──────── Stored data
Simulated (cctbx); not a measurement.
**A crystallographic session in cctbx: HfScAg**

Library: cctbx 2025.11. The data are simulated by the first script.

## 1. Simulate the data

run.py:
────────────────

Action item:
Print, please, the lines from the first line of the material through the line that contains "## 1. Simulate the data", exactly as written and with nothing added.

Written answer:
Simulated (cctbx); not a measurement.
**A crystallographic session in cctbx: HfScAg**

Library: cctbx 2025.11. The data are simulated by the first script.

## 1. Simulate the data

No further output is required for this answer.